─── DATA LISTING ───

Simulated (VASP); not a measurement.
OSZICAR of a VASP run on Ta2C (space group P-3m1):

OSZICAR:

───

• _WORK ORDER_
All of the material above should be printed exactly as it appears.

• _TASK SOLUTION_
Simulated (VASP); not a measurement.
OSZICAR of a VASP run on Ta2C (space group P-3m1):

OSZICAR:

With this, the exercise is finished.